** Data listing follows **

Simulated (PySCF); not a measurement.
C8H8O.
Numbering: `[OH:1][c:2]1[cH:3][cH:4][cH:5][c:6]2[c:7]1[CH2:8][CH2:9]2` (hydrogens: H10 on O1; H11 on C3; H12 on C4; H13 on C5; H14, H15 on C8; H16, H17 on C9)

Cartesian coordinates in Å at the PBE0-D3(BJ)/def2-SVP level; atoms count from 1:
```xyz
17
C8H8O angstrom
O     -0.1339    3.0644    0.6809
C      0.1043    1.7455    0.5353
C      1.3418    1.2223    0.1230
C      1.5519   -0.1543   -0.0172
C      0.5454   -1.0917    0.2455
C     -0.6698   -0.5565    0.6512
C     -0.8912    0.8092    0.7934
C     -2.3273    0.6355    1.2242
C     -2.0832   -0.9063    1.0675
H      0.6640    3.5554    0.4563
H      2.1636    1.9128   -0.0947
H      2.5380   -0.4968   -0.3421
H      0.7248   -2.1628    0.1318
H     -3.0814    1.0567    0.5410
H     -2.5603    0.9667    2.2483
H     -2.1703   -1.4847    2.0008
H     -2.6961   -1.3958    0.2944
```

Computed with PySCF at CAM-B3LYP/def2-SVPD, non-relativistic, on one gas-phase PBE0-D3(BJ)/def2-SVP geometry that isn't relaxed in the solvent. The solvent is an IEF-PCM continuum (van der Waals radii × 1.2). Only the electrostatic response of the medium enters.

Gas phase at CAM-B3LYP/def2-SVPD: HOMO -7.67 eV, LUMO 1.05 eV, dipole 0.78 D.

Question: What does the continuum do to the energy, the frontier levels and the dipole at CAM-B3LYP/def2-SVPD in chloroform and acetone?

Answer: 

** End of Data listing **

_Assigned task_
Transcribe every record above exactly.

_Written response_
Simulated (PySCF); not a measurement.
C8H8O.
Numbering: `[OH:1][c:2]1[cH:3][cH:4][cH:5][c:6]2[c:7]1[CH2:8][CH2:9]2` (hydrogens: H10 on O1; H11 on C3; H12 on C4; H13 on C5; H14, H15 on C8; H16, H17 on C9)

Cartesian coordinates in Å at the PBE0-D3(BJ)/def2-SVP level; atoms count from 1:
```xyz
17
C8H8O angstrom
O     -0.1339    3.0644    0.6809
C      0.1043    1.7455    0.5353
C      1.3418    1.2223    0.1230
C      1.5519   -0.1543   -0.0172
C      0.5454   -1.0917    0.2455
C     -0.6698   -0.5565    0.6512
C     -0.8912    0.8092    0.7934
C     -2.3273    0.6355    1.2242
C     -2.0832   -0.9063    1.0675
H      0.6640    3.5554    0.4563
H      2.1636    1.9128   -0.0947
H      2.5380   -0.4968   -0.3421
H      0.7248   -2.1628    0.1318
H     -3.0814    1.0567    0.5410
H     -2.5603    0.9667    2.2483
H     -2.1703   -1.4847    2.0008
H     -2.6961   -1.3958    0.2944
```

Computed with PySCF at CAM-B3LYP/def2-SVPD, non-relativistic, on one gas-phase PBE0-D3(BJ)/def2-SVP geometry that isn't relaxed in the solvent. The solvent is an IEF-PCM continuum (van der Waals radii × 1.2). Only the electrostatic response of the medium enters.

Gas phase at CAM-B3LYP/def2-SVPD: HOMO -7.67 eV, LUMO 1.05 eV, dipole 0.78 D.

Question: What does the continuum do to the energy, the frontier levels and the dipole at CAM-B3LYP/def2-SVPD in chloroform and acetone?

Answer: 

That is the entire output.